**Data to examine**
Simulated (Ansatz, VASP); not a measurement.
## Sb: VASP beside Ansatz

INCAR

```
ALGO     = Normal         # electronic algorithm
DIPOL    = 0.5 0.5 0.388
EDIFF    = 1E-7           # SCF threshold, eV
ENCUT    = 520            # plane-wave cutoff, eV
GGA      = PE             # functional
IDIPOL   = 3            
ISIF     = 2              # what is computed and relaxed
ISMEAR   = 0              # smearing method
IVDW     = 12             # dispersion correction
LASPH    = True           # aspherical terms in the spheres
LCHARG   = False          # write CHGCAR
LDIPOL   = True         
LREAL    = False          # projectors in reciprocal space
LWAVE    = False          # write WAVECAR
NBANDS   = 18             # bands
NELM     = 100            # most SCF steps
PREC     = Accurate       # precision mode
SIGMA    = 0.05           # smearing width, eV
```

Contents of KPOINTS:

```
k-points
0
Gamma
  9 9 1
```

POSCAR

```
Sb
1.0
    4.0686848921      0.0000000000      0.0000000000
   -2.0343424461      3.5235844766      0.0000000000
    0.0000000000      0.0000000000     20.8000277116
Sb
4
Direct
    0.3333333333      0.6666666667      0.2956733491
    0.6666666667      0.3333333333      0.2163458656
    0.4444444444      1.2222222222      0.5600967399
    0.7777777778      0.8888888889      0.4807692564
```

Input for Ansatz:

**Work item**
The reply should be a precise retyping of all the data.

**Written solution**
Simulated (Ansatz, VASP); not a measurement.
## Sb: VASP beside Ansatz

INCAR

```
ALGO     = Normal         # electronic algorithm
DIPOL    = 0.5 0.5 0.388
EDIFF    = 1E-7           # SCF threshold, eV
ENCUT    = 520            # plane-wave cutoff, eV
GGA      = PE             # functional
IDIPOL   = 3            
ISIF     = 2              # what is computed and relaxed
ISMEAR   = 0              # smearing method
IVDW     = 12             # dispersion correction
LASPH    = True           # aspherical terms in the spheres
LCHARG   = False          # write CHGCAR
LDIPOL   = True         
LREAL    = False          # projectors in reciprocal space
LWAVE    = False          # write WAVECAR
NBANDS   = 18             # bands
NELM     = 100            # most SCF steps
PREC     = Accurate       # precision mode
SIGMA    = 0.05           # smearing width, eV
```

Contents of KPOINTS:

```
k-points
0
Gamma
  9 9 1
```

POSCAR

```
Sb
1.0
    4.0686848921      0.0000000000      0.0000000000
   -2.0343424461      3.5235844766      0.0000000000
    0.0000000000      0.0000000000     20.8000277116
Sb
4
Direct
    0.3333333333      0.6666666667      0.2956733491
    0.6666666667      0.3333333333      0.2163458656
    0.4444444444      1.2222222222      0.5600967399
    0.7777777778      0.8888888889      0.4807692564
```

Input for Ansatz:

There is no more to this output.